Write out exactly the lines of the material below, beginning at the top and ending at the line that contains "Barriers: single points".

● **ENTRIES SHOWN**:
________

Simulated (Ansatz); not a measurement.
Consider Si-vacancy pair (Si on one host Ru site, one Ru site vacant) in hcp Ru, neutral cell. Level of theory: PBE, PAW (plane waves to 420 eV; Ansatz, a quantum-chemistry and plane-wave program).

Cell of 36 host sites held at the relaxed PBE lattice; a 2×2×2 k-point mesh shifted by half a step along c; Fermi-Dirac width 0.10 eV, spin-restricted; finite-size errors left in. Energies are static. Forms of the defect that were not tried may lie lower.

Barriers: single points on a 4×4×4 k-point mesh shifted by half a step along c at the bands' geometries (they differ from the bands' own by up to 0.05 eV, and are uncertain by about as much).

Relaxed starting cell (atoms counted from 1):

________

● **REPLY**:
Simulated (Ansatz); not a measurement.
Consider Si-vacancy pair (Si on one host Ru site, one Ru site vacant) in hcp Ru, neutral cell. Level of theory: PBE, PAW (plane waves to 420 eV; Ansatz, a quantum-chemistry and plane-wave program).

Cell of 36 host sites held at the relaxed PBE lattice; a 2×2×2 k-point mesh shifted by half a step along c; Fermi-Dirac width 0.10 eV, spin-restricted; finite-size errors left in. Energies are static. Forms of the defect that were not tried may lie lower.

Barriers: single points on a 4×4×4 k-point mesh shifted by half a step along c at the bands' geometries (they differ from the bands' own by up to 0.05 eV, and are uncertain by about as much).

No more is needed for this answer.